REQUIREMENT ->
Could you copy, exactly as written, every line from the first line of the records through the one containing "VASP 6.6.1; r2SCAN;"?

EXTRACTED DATA ->
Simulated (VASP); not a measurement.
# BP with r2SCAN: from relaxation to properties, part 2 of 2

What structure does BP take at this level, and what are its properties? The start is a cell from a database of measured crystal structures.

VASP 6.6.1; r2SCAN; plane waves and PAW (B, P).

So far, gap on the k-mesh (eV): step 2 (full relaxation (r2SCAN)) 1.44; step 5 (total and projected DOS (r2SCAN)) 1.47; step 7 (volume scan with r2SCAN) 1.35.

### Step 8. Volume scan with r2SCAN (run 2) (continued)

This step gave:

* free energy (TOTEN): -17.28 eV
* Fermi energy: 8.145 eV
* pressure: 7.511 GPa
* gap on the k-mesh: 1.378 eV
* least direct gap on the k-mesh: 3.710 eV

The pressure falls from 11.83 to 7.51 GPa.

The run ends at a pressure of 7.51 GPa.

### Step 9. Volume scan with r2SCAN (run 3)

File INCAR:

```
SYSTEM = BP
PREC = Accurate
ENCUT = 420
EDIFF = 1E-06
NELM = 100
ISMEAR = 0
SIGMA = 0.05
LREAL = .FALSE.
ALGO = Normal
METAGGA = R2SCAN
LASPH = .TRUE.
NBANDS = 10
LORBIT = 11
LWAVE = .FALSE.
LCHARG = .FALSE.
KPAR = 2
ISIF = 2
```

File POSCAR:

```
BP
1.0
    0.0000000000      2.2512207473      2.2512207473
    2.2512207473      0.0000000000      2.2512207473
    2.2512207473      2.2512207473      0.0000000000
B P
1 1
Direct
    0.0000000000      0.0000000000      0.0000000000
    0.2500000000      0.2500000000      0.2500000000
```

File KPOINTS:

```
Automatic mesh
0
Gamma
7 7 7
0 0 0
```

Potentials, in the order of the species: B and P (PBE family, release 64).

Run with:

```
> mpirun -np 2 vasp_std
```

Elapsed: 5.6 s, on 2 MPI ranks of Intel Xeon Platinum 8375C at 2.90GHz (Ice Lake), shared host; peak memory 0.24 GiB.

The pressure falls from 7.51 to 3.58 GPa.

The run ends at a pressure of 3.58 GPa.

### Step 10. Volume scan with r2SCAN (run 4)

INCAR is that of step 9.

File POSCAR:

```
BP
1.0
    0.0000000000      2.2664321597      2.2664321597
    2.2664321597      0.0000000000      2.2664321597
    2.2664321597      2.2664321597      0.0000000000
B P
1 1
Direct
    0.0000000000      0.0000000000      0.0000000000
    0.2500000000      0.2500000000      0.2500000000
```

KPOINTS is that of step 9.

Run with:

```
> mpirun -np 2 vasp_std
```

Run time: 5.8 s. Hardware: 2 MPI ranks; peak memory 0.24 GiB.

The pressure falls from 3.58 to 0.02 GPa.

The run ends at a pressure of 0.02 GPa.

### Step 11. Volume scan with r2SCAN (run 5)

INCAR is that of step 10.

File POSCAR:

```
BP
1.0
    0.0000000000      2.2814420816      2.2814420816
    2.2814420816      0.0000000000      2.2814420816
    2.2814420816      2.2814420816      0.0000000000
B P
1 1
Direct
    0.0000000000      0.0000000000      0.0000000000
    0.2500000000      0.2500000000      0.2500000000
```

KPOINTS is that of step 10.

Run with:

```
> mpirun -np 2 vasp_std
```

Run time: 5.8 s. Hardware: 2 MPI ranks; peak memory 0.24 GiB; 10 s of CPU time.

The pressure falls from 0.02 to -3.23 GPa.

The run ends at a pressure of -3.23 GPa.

EXERCISE ANSWER ->
Simulated (VASP); not a measurement.
# BP with r2SCAN: from relaxation to properties, part 2 of 2

What structure does BP take at this level, and what are its properties? The start is a cell from a database of measured crystal structures.

VASP 6.6.1; r2SCAN; plane waves and PAW (B, P).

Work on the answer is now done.